→ **Supplied information**:
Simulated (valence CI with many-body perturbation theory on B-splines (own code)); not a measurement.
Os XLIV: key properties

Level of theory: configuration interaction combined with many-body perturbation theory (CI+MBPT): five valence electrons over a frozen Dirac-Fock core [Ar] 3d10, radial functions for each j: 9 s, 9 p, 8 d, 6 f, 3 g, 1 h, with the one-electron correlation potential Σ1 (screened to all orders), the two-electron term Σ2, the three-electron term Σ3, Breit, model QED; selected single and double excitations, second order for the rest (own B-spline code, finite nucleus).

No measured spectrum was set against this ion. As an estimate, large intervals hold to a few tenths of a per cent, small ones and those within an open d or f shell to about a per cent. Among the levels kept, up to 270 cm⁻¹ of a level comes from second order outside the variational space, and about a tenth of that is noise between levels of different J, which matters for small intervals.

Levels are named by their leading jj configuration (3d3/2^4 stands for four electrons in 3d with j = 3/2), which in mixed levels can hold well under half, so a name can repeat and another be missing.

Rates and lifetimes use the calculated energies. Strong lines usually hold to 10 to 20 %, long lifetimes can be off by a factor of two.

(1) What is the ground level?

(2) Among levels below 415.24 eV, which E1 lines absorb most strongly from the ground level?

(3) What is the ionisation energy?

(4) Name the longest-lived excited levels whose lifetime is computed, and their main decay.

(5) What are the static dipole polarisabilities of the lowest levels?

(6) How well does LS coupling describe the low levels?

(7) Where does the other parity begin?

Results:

→ **Work instruction**: Reply with an exact transcription of the material above.

→ **Exercise output**:
Simulated (valence CI with many-body perturbation theory on B-splines (own code)); not a measurement.
Os XLIV: key properties

Level of theory: configuration interaction combined with many-body perturbation theory (CI+MBPT): five valence electrons over a frozen Dirac-Fock core [Ar] 3d10, radial functions for each j: 9 s, 9 p, 8 d, 6 f, 3 g, 1 h, with the one-electron correlation potential Σ1 (screened to all orders), the two-electron term Σ2, the three-electron term Σ3, Breit, model QED; selected single and double excitations, second order for the rest (own B-spline code, finite nucleus).

No measured spectrum was set against this ion. As an estimate, large intervals hold to a few tenths of a per cent, small ones and those within an open d or f shell to about a per cent. Among the levels kept, up to 270 cm⁻¹ of a level comes from second order outside the variational space, and about a tenth of that is noise between levels of different J, which matters for small intervals.

Levels are named by their leading jj configuration (3d3/2^4 stands for four electrons in 3d with j = 3/2), which in mixed levels can hold well under half, so a name can repeat and another be missing.

Rates and lifetimes use the calculated energies. Strong lines usually hold to 10 to 20 %, long lifetimes can be off by a factor of two.

(1) What is the ground level?

(2) Among levels below 415.24 eV, which E1 lines absorb most strongly from the ground level?

(3) What is the ionisation energy?

(4) Name the longest-lived excited levels whose lifetime is computed, and their main decay.

(5) What are the static dipole polarisabilities of the lowest levels?

(6) How well does LS coupling describe the low levels?

(7) Where does the other parity begin?

Results:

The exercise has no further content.